___ Data section

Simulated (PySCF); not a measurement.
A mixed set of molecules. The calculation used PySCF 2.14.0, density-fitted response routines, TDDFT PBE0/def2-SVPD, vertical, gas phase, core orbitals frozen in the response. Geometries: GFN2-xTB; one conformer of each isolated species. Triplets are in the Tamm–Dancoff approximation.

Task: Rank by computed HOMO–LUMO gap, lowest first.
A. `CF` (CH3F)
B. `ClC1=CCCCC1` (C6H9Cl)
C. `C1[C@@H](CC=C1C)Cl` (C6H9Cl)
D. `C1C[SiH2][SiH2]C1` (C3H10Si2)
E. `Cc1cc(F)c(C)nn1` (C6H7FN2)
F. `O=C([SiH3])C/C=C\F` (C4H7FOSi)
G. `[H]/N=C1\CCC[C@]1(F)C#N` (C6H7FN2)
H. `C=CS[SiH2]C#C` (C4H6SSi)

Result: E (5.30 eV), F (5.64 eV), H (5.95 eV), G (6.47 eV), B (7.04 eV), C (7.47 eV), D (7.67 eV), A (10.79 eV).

______

◆ Work task ◆
Each of the lines above must appear again, unchanged.

◆ Written solution ◆
Simulated (PySCF); not a measurement.
A mixed set of molecules. The calculation used PySCF 2.14.0, density-fitted response routines, TDDFT PBE0/def2-SVPD, vertical, gas phase, core orbitals frozen in the response. Geometries: GFN2-xTB; one conformer of each isolated species. Triplets are in the Tamm–Dancoff approximation.

Task: Rank by computed HOMO–LUMO gap, lowest first.
A. `CF` (CH3F)
B. `ClC1=CCCCC1` (C6H9Cl)
C. `C1[C@@H](CC=C1C)Cl` (C6H9Cl)
D. `C1C[SiH2][SiH2]C1` (C3H10Si2)
E. `Cc1cc(F)c(C)nn1` (C6H7FN2)
F. `O=C([SiH3])C/C=C\F` (C4H7FOSi)
G. `[H]/N=C1\CCC[C@]1(F)C#N` (C6H7FN2)
H. `C=CS[SiH2]C#C` (C4H6SSi)

Result: E (5.30 eV), F (5.64 eV), H (5.95 eV), G (6.47 eV), B (7.04 eV), C (7.47 eV), D (7.67 eV), A (10.79 eV).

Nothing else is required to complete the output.